• • • •

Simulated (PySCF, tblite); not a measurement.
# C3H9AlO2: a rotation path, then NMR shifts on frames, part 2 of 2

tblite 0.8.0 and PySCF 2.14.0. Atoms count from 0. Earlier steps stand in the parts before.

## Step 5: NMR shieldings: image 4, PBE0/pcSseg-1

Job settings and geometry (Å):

• • • •

**Action item:** Print the entire listing above once more, with nothing changed.

**Worked solution:**
Simulated (PySCF, tblite); not a measurement.
# C3H9AlO2: a rotation path, then NMR shifts on frames, part 2 of 2

tblite 0.8.0 and PySCF 2.14.0. Atoms count from 0. Earlier steps stand in the parts before.

## Step 5: NMR shieldings: image 4, PBE0/pcSseg-1

Job settings and geometry (Å):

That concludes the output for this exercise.